___ Excerpted data ___

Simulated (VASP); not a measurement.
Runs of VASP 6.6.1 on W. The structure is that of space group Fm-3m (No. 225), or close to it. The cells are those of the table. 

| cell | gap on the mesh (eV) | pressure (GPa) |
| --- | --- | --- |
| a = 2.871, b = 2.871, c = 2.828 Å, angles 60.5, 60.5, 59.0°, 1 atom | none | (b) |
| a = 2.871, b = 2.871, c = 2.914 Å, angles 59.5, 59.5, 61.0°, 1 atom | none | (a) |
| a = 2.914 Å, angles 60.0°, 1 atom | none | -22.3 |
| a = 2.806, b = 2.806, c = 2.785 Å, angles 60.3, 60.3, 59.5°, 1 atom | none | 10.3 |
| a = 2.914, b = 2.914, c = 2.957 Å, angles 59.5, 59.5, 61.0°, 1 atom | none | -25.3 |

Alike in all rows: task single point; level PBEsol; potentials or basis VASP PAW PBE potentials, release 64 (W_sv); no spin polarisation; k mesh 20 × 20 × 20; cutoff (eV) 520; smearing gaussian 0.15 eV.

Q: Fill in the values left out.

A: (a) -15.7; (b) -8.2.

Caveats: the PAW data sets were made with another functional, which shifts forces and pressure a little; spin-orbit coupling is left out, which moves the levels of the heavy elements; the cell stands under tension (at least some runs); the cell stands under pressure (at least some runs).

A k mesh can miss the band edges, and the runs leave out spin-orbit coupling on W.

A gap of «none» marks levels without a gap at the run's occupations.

___

# Brief
Nothing beyond the line containing "none | (b) |" is to be output; the lines above, from the first one onward to that line, are to be transcribed exactly.

# Response area
Simulated (VASP); not a measurement.
Runs of VASP 6.6.1 on W. The structure is that of space group Fm-3m (No. 225), or close to it. The cells are those of the table. 

| cell | gap on the mesh (eV) | pressure (GPa) |
| --- | --- | --- |
| a = 2.871, b = 2.871, c = 2.828 Å, angles 60.5, 60.5, 59.0°, 1 atom | none | (b) |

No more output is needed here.